───── Extracted information

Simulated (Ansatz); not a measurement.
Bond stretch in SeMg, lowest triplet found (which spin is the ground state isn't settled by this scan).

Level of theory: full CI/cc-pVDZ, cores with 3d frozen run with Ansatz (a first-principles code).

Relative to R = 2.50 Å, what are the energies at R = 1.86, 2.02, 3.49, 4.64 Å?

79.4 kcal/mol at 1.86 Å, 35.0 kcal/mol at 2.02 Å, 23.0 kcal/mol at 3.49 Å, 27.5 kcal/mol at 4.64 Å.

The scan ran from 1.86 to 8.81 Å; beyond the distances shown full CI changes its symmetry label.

──────────

Action item
Beginning with the line that has "Relative to R" and ending with the line that has "79.4 kcal/mol at", set down the lines above exactly and include no others.

Expected answer
Relative to R = 2.50 Å, what are the energies at R = 1.86, 2.02, 3.49, 4.64 Å?

79.4 kcal/mol at 1.86 Å, 35.0 kcal/mol at 2.02 Å, 23.0 kcal/mol at 3.49 Å, 27.5 kcal/mol at 4.64 Å.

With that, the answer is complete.